Work instruction:
Starting at the top of the entries, restate word for word each line up to and including the one with "C4; H16 on C6)".

BEGIN

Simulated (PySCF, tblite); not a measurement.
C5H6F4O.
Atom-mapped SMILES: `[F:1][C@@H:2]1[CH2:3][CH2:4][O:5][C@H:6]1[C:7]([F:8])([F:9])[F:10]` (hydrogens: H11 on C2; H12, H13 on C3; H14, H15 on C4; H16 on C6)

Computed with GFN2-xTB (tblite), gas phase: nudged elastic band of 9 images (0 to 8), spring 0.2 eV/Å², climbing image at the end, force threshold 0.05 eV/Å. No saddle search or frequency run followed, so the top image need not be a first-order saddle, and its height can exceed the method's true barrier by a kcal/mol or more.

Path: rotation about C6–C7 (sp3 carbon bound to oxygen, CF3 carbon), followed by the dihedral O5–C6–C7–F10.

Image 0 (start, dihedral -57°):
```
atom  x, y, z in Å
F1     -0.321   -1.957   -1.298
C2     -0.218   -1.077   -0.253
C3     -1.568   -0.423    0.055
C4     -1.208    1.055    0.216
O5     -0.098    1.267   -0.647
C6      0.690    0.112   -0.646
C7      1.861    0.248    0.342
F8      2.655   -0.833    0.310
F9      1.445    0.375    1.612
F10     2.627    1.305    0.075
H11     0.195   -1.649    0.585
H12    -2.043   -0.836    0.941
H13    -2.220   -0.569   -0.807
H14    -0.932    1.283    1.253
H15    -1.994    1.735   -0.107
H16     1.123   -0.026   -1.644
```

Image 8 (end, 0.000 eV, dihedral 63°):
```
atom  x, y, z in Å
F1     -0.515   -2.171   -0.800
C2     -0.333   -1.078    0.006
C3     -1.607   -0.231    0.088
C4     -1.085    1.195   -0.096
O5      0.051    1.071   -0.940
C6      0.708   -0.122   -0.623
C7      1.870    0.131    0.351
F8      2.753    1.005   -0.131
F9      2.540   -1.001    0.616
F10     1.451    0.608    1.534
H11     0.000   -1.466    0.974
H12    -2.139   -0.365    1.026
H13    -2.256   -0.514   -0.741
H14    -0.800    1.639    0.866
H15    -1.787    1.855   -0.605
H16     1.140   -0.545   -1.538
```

END

Answer box:
Simulated (PySCF, tblite); not a measurement.
C5H6F4O.
Atom-mapped SMILES: `[F:1][C@@H:2]1[CH2:3][CH2:4][O:5][C@H:6]1[C:7]([F:8])([F:9])[F:10]` (hydrogens: H11 on C2; H12, H13 on C3; H14, H15 on C4; H16 on C6)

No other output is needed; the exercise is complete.